#### RECORDED DATA:
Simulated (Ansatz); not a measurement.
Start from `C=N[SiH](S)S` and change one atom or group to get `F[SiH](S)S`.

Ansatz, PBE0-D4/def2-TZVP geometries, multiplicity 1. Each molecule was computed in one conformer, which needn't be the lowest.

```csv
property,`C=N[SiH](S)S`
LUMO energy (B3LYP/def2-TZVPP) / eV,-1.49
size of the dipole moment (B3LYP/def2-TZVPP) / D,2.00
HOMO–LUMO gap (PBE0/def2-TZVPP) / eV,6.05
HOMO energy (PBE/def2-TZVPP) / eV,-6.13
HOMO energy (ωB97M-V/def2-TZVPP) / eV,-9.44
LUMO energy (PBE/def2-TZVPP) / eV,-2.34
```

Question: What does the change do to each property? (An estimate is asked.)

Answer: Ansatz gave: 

#### TASK ITEM:
Copy the lines of the data above exactly as written, beginning with the line containing "Ansatz, PBE0-D4/def2-TZVP geometries, multiplicity" and ending with the line containing "Question: What does", and leave out all other lines.

#### ANSWER BOX:
Ansatz, PBE0-D4/def2-TZVP geometries, multiplicity 1. Each molecule was computed in one conformer, which needn't be the lowest.

```csv
property,`C=N[SiH](S)S`
LUMO energy (B3LYP/def2-TZVPP) / eV,-1.49
size of the dipole moment (B3LYP/def2-TZVPP) / D,2.00
HOMO–LUMO gap (PBE0/def2-TZVPP) / eV,6.05
HOMO energy (PBE/def2-TZVPP) / eV,-6.13
HOMO energy (ωB97M-V/def2-TZVPP) / eV,-9.44
LUMO energy (PBE/def2-TZVPP) / eV,-2.34
```

Question: What does the change do to each property? (An estimate is asked.)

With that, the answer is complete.